Work item: Print every line of the data word for word.

──────── Dataset entries ────────

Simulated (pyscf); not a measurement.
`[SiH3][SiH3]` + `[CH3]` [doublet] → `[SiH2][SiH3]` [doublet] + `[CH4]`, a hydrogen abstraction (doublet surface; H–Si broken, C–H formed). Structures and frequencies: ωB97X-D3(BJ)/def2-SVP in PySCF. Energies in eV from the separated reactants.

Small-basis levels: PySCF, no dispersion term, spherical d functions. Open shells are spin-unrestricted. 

────────

Answer space:
Simulated (pyscf); not a measurement.
`[SiH3][SiH3]` + `[CH3]` [doublet] → `[SiH2][SiH3]` [doublet] + `[CH4]`, a hydrogen abstraction (doublet surface; H–Si broken, C–H formed). Structures and frequencies: ωB97X-D3(BJ)/def2-SVP in PySCF. Energies in eV from the separated reactants.

Small-basis levels: PySCF, no dispersion term, spherical d functions. Open shells are spin-unrestricted. 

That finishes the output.